+ + +

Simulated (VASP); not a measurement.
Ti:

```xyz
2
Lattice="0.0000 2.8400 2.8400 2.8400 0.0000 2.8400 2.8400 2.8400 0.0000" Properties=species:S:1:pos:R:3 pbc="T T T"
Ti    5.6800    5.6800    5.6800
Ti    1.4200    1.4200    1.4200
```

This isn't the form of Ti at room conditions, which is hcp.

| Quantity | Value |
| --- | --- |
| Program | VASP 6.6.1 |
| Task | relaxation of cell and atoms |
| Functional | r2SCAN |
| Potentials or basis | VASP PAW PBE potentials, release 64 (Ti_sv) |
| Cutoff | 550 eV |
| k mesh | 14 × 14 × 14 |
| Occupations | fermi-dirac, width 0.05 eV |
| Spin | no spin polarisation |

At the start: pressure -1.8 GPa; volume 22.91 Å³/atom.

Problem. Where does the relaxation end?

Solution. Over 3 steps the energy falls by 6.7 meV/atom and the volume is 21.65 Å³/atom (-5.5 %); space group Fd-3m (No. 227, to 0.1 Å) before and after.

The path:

+ + +

### Action item
Without leaving out a single line, retype the material above exactly.

### Written response
Simulated (VASP); not a measurement.
Ti:

```xyz
2
Lattice="0.0000 2.8400 2.8400 2.8400 0.0000 2.8400 2.8400 2.8400 0.0000" Properties=species:S:1:pos:R:3 pbc="T T T"
Ti    5.6800    5.6800    5.6800
Ti    1.4200    1.4200    1.4200
```

This isn't the form of Ti at room conditions, which is hcp.

| Quantity | Value |
| --- | --- |
| Program | VASP 6.6.1 |
| Task | relaxation of cell and atoms |
| Functional | r2SCAN |
| Potentials or basis | VASP PAW PBE potentials, release 64 (Ti_sv) |
| Cutoff | 550 eV |
| k mesh | 14 × 14 × 14 |
| Occupations | fermi-dirac, width 0.05 eV |
| Spin | no spin polarisation |

At the start: pressure -1.8 GPa; volume 22.91 Å³/atom.

Problem. Where does the relaxation end?

Solution. Over 3 steps the energy falls by 6.7 meV/atom and the volume is 21.65 Å³/atom (-5.5 %); space group Fd-3m (No. 227, to 0.1 Å) before and after.

The path:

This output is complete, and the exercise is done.